→ **Work item**: Your task is to write out the complete listing exactly as it is shown.

→ **Supplied records**:
• • • • •
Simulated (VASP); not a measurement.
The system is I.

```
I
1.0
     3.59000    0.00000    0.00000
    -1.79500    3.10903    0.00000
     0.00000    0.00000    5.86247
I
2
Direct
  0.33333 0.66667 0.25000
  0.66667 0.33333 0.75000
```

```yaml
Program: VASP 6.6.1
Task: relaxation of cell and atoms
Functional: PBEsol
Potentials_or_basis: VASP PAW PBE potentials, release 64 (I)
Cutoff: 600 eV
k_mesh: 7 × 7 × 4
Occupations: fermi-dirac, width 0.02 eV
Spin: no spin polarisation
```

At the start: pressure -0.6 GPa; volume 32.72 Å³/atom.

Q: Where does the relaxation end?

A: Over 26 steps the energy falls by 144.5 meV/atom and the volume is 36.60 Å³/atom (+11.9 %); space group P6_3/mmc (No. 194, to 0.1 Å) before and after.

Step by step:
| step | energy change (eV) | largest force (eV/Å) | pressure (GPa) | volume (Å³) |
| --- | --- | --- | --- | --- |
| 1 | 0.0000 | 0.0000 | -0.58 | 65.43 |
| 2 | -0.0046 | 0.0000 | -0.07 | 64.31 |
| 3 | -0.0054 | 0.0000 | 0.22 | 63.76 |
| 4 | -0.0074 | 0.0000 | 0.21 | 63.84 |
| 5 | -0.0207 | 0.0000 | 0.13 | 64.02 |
• • • • •

→ **Solution**:
Simulated (VASP); not a measurement.
The system is I.

```
I
1.0
     3.59000    0.00000    0.00000
    -1.79500    3.10903    0.00000
     0.00000    0.00000    5.86247
I
2
Direct
  0.33333 0.66667 0.25000
  0.66667 0.33333 0.75000
```

```yaml
Program: VASP 6.6.1
Task: relaxation of cell and atoms
Functional: PBEsol
Potentials_or_basis: VASP PAW PBE potentials, release 64 (I)
Cutoff: 600 eV
k_mesh: 7 × 7 × 4
Occupations: fermi-dirac, width 0.02 eV
Spin: no spin polarisation
```

At the start: pressure -0.6 GPa; volume 32.72 Å³/atom.

Q: Where does the relaxation end?

A: Over 26 steps the energy falls by 144.5 meV/atom and the volume is 36.60 Å³/atom (+11.9 %); space group P6_3/mmc (No. 194, to 0.1 Å) before and after.

Step by step:
| step | energy change (eV) | largest force (eV/Å) | pressure (GPa) | volume (Å³) |
| --- | --- | --- | --- | --- |
| 1 | 0.0000 | 0.0000 | -0.58 | 65.43 |
| 2 | -0.0046 | 0.0000 | -0.07 | 64.31 |
| 3 | -0.0054 | 0.0000 | 0.22 | 63.76 |
| 4 | -0.0074 | 0.0000 | 0.21 | 63.84 |
| 5 | -0.0207 | 0.0000 | 0.13 | 64.02 |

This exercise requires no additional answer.